**EXERCISE**
Give a verbatim quotation of every record.

**DATA EXTRACTS**
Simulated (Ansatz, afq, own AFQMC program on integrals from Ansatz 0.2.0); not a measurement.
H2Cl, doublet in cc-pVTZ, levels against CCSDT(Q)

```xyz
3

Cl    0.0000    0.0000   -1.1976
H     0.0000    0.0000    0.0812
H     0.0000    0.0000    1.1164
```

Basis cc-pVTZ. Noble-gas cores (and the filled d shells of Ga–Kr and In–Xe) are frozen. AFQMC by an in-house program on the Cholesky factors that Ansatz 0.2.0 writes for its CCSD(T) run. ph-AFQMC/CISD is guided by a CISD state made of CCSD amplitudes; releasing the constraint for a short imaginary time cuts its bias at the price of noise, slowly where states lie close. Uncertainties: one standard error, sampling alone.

**RESPONSE**
Simulated (Ansatz, afq, own AFQMC program on integrals from Ansatz 0.2.0); not a measurement.
H2Cl, doublet in cc-pVTZ, levels against CCSDT(Q)

```xyz
3

Cl    0.0000    0.0000   -1.1976
H     0.0000    0.0000    0.0812
H     0.0000    0.0000    1.1164
```

Basis cc-pVTZ. Noble-gas cores (and the filled d shells of Ga–Kr and In–Xe) are frozen. AFQMC by an in-house program on the Cholesky factors that Ansatz 0.2.0 writes for its CCSD(T) run. ph-AFQMC/CISD is guided by a CISD state made of CCSD amplitudes; releasing the constraint for a short imaginary time cuts its bias at the price of noise, slowly where states lie close. Uncertainties: one standard error, sampling alone.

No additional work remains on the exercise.